__ASSIGNED TASK__:
In your answer, print each of the records below exactly.

__RECORD EXCERPTS__:
──────────

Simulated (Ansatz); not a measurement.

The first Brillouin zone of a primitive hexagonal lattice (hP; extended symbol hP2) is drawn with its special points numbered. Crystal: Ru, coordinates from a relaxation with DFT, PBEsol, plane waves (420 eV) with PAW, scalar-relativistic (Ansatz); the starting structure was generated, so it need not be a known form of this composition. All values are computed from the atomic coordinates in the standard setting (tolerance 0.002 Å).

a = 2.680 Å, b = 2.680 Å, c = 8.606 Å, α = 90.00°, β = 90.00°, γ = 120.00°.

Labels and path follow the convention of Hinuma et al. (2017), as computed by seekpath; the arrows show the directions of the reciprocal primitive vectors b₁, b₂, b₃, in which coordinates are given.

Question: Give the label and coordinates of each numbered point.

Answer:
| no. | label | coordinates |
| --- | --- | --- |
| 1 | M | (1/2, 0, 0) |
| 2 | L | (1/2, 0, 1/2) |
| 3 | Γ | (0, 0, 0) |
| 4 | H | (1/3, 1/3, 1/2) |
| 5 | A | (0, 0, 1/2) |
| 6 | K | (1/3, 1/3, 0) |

──────────

__YOUR RESPONSE__:
Simulated (Ansatz); not a measurement.

The first Brillouin zone of a primitive hexagonal lattice (hP; extended symbol hP2) is drawn with its special points numbered. Crystal: Ru, coordinates from a relaxation with DFT, PBEsol, plane waves (420 eV) with PAW, scalar-relativistic (Ansatz); the starting structure was generated, so it need not be a known form of this composition. All values are computed from the atomic coordinates in the standard setting (tolerance 0.002 Å).

a = 2.680 Å, b = 2.680 Å, c = 8.606 Å, α = 90.00°, β = 90.00°, γ = 120.00°.

Labels and path follow the convention of Hinuma et al. (2017), as computed by seekpath; the arrows show the directions of the reciprocal primitive vectors b₁, b₂, b₃, in which coordinates are given.

Question: Give the label and coordinates of each numbered point.

Answer:
| no. | label | coordinates |
| --- | --- | --- |
| 1 | M | (1/2, 0, 0) |
| 2 | L | (1/2, 0, 1/2) |
| 3 | Γ | (0, 0, 0) |
| 4 | H | (1/3, 1/3, 1/2) |
| 5 | A | (0, 0, 1/2) |
| 6 | K | (1/3, 1/3, 0) |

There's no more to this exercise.